:: Assigned task ::
Set out exactly every line of the entries below, starting at the line that holds "18 × 18 × 10" and stopping after the line that holds "how much memory?".

------------------------------------------------------------------------
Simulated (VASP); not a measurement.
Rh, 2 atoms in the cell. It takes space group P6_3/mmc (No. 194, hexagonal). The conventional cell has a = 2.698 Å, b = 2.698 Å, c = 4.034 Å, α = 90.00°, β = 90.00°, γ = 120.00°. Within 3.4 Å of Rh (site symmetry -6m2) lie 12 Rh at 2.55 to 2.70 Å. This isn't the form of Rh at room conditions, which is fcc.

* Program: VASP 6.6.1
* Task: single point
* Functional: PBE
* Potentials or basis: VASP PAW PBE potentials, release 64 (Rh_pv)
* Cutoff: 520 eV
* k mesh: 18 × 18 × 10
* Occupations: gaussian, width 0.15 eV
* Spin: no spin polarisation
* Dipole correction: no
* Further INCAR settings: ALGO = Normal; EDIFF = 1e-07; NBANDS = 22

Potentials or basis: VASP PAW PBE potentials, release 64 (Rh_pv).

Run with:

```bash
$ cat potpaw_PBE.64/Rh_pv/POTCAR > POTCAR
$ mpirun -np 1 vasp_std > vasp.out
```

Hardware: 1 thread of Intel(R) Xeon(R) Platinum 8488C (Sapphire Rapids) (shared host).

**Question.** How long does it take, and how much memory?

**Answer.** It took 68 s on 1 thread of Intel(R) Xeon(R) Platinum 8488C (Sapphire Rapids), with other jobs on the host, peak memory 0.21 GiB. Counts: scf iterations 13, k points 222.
------------------------------------------------------------------------

:: Reply ::
* k mesh: 18 × 18 × 10
* Occupations: gaussian, width 0.15 eV
* Spin: no spin polarisation
* Dipole correction: no
* Further INCAR settings: ALGO = Normal; EDIFF = 1e-07; NBANDS = 22

Potentials or basis: VASP PAW PBE potentials, release 64 (Rh_pv).

Run with:

```bash
$ cat potpaw_PBE.64/Rh_pv/POTCAR > POTCAR
$ mpirun -np 1 vasp_std > vasp.out
```

Hardware: 1 thread of Intel(R) Xeon(R) Platinum 8488C (Sapphire Rapids) (shared host).

**Question.** How long does it take, and how much memory?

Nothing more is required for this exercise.